▶ _WORK ITEM_
Reproduce all of the data that follows, character for character.

▶ _GIVEN ENTRIES_
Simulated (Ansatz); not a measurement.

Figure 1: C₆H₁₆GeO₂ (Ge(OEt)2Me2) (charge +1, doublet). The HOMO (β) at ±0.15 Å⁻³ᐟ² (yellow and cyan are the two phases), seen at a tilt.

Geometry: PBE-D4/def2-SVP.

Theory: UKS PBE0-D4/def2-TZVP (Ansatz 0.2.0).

▶ _RESPONSE BOX_
Simulated (Ansatz); not a measurement.

Figure 1: C₆H₁₆GeO₂ (Ge(OEt)2Me2) (charge +1, doublet). The HOMO (β) at ±0.15 Å⁻³ᐟ² (yellow and cyan are the two phases), seen at a tilt.

Geometry: PBE-D4/def2-SVP.

Theory: UKS PBE0-D4/def2-TZVP (Ansatz 0.2.0).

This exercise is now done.